_Exercise_: The lines from the start of the data through the line containing "Atom by atom" are to be reproduced exactly, both ends included.

_Data for review_:
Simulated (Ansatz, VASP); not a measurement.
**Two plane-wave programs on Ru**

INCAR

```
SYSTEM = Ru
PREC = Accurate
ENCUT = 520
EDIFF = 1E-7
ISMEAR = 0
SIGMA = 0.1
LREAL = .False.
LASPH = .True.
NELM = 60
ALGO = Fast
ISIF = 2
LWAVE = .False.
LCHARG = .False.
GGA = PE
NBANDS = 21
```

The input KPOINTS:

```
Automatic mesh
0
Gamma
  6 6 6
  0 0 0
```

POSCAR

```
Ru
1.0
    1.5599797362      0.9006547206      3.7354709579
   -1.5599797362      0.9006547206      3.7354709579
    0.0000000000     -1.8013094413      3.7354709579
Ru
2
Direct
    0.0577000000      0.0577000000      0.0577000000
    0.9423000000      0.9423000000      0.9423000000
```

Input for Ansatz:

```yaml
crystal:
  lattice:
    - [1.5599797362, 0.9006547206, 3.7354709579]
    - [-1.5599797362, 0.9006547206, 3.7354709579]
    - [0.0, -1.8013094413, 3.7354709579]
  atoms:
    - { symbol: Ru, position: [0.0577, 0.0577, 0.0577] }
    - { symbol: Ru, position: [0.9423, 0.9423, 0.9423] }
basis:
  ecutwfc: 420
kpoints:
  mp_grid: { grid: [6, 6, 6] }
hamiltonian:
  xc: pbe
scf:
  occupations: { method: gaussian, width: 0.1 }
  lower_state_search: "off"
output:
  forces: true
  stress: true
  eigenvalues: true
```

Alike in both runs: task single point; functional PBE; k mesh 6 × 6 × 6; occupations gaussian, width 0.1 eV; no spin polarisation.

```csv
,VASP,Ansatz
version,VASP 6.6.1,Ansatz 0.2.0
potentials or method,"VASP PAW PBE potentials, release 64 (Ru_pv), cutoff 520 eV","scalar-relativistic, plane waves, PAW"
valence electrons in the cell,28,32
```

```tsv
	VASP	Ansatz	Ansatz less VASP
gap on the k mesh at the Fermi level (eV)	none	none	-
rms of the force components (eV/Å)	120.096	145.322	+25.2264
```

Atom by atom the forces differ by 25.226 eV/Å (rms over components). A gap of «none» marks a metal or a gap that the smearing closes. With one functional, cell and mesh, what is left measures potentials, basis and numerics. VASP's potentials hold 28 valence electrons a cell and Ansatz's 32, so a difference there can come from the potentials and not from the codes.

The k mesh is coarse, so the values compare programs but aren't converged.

_Task solution_:
Simulated (Ansatz, VASP); not a measurement.
**Two plane-wave programs on Ru**

INCAR

```
SYSTEM = Ru
PREC = Accurate
ENCUT = 520
EDIFF = 1E-7
ISMEAR = 0
SIGMA = 0.1
LREAL = .False.
LASPH = .True.
NELM = 60
ALGO = Fast
ISIF = 2
LWAVE = .False.
LCHARG = .False.
GGA = PE
NBANDS = 21
```

The input KPOINTS:

```
Automatic mesh
0
Gamma
  6 6 6
  0 0 0
```

POSCAR

```
Ru
1.0
    1.5599797362      0.9006547206      3.7354709579
   -1.5599797362      0.9006547206      3.7354709579
    0.0000000000     -1.8013094413      3.7354709579
Ru
2
Direct
    0.0577000000      0.0577000000      0.0577000000
    0.9423000000      0.9423000000      0.9423000000
```

Input for Ansatz:

```yaml
crystal:
  lattice:
    - [1.5599797362, 0.9006547206, 3.7354709579]
    - [-1.5599797362, 0.9006547206, 3.7354709579]
    - [0.0, -1.8013094413, 3.7354709579]
  atoms:
    - { symbol: Ru, position: [0.0577, 0.0577, 0.0577] }
    - { symbol: Ru, position: [0.9423, 0.9423, 0.9423] }
basis:
  ecutwfc: 420
kpoints:
  mp_grid: { grid: [6, 6, 6] }
hamiltonian:
  xc: pbe
scf:
  occupations: { method: gaussian, width: 0.1 }
  lower_state_search: "off"
output:
  forces: true
  stress: true
  eigenvalues: true
```

Alike in both runs: task single point; functional PBE; k mesh 6 × 6 × 6; occupations gaussian, width 0.1 eV; no spin polarisation.

```csv
,VASP,Ansatz
version,VASP 6.6.1,Ansatz 0.2.0
potentials or method,"VASP PAW PBE potentials, release 64 (Ru_pv), cutoff 520 eV","scalar-relativistic, plane waves, PAW"
valence electrons in the cell,28,32
```

```tsv
	VASP	Ansatz	Ansatz less VASP
gap on the k mesh at the Fermi level (eV)	none	none	-
rms of the force components (eV/Å)	120.096	145.322	+25.2264
```

Atom by atom the forces differ by 25.226 eV/Å (rms over components). A gap of «none» marks a metal or a gap that the smearing closes. With one functional, cell and mesh, what is left measures potentials, basis and numerics. VASP's potentials hold 28 valence electrons a cell and Ansatz's 32, so a difference there can come from the potentials and not from the codes.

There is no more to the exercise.